> _TASK ITEM_: Please print only the top portion of the entries below, ending with the line that contains "## 10. Shieldings, isomer", exactly as written.

┄┄┄┄┄┄┄┄┄┄┄┄┄┄┄┄┄┄┄┄

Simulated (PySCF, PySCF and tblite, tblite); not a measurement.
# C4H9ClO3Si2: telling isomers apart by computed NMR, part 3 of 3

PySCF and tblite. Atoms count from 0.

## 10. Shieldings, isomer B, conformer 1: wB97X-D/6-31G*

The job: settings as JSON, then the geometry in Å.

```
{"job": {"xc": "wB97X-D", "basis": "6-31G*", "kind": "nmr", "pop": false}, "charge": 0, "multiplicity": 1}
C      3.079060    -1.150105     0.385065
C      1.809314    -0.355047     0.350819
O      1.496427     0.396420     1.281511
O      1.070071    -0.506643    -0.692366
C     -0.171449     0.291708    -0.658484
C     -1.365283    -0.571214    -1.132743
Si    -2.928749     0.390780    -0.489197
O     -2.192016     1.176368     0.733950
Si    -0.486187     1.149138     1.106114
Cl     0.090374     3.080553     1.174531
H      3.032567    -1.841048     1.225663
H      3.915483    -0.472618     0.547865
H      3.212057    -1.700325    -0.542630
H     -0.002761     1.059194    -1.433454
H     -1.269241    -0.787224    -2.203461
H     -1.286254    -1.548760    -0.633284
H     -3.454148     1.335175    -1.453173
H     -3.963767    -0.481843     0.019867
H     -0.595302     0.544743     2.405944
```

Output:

┄┄┄┄┄┄┄┄┄┄┄┄┄┄┄┄┄┄┄┄

> _TASK RESULT_:
Simulated (PySCF, PySCF and tblite, tblite); not a measurement.
# C4H9ClO3Si2: telling isomers apart by computed NMR, part 3 of 3

PySCF and tblite. Atoms count from 0.

## 10. Shieldings, isomer B, conformer 1: wB97X-D/6-31G*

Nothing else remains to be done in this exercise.